DATA EXCERPTS section start

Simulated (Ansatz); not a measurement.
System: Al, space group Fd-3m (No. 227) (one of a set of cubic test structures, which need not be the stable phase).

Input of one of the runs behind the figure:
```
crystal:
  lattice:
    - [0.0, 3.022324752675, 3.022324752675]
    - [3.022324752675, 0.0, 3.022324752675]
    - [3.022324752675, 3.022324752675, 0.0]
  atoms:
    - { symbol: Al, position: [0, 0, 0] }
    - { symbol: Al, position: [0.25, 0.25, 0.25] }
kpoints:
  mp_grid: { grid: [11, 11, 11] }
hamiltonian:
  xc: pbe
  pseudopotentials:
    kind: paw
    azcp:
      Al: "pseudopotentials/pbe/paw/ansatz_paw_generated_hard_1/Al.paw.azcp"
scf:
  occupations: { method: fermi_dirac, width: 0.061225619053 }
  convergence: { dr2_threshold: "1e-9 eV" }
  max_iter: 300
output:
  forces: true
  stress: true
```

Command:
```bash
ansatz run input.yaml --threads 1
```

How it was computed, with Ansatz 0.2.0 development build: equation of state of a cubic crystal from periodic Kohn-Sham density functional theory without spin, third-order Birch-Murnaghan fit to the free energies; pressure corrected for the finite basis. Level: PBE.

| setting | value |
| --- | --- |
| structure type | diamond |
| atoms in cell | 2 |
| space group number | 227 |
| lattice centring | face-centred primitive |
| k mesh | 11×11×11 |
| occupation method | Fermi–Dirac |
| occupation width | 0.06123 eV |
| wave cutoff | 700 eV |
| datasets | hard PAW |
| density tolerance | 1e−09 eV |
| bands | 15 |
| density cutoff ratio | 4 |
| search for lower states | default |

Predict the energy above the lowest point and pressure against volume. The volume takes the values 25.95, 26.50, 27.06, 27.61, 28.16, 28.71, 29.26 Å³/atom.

DATA EXCERPTS section end

[EXERCISE] Take from the material above the lines running from the one with "number | 227 |" through the one with "ratio | 4 |", and repeat them exactly, with nothing else.

[ANSWER SECTION]
| space group number | 227 |
| lattice centring | face-centred primitive |
| k mesh | 11×11×11 |
| occupation method | Fermi–Dirac |
| occupation width | 0.06123 eV |
| wave cutoff | 700 eV |
| datasets | hard PAW |
| density tolerance | 1e−09 eV |
| bands | 15 |
| density cutoff ratio | 4 |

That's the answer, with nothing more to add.